= = = = =

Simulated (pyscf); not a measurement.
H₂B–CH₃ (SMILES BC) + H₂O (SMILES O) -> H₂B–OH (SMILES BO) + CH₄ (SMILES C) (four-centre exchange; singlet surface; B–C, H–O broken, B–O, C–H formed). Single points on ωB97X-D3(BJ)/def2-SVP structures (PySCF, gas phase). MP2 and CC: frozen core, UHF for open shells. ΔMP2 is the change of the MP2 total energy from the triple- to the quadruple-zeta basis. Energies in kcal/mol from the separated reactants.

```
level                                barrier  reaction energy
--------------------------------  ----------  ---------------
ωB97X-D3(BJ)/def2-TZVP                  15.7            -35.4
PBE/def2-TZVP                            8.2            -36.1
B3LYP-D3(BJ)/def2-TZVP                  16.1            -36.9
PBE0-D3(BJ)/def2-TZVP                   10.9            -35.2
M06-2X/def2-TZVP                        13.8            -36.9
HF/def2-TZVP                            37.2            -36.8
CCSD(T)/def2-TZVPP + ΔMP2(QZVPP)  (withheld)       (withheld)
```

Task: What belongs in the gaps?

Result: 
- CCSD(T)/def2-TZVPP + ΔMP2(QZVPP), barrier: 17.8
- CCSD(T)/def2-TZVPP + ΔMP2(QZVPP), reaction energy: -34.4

= = = = =

ACTIVITY: Retype the data in full and match it exactly.

EXERCISE OUTPUT:
Simulated (pyscf); not a measurement.
H₂B–CH₃ (SMILES BC) + H₂O (SMILES O) -> H₂B–OH (SMILES BO) + CH₄ (SMILES C) (four-centre exchange; singlet surface; B–C, H–O broken, B–O, C–H formed). Single points on ωB97X-D3(BJ)/def2-SVP structures (PySCF, gas phase). MP2 and CC: frozen core, UHF for open shells. ΔMP2 is the change of the MP2 total energy from the triple- to the quadruple-zeta basis. Energies in kcal/mol from the separated reactants.

```
level                                barrier  reaction energy
--------------------------------  ----------  ---------------
ωB97X-D3(BJ)/def2-TZVP                  15.7            -35.4
PBE/def2-TZVP                            8.2            -36.1
B3LYP-D3(BJ)/def2-TZVP                  16.1            -36.9
PBE0-D3(BJ)/def2-TZVP                   10.9            -35.2
M06-2X/def2-TZVP                        13.8            -36.9
HF/def2-TZVP                            37.2            -36.8
CCSD(T)/def2-TZVPP + ΔMP2(QZVPP)  (withheld)       (withheld)
```

Task: What belongs in the gaps?

Result: 
- CCSD(T)/def2-TZVPP + ΔMP2(QZVPP), barrier: 17.8
- CCSD(T)/def2-TZVPP + ΔMP2(QZVPP), reaction energy: -34.4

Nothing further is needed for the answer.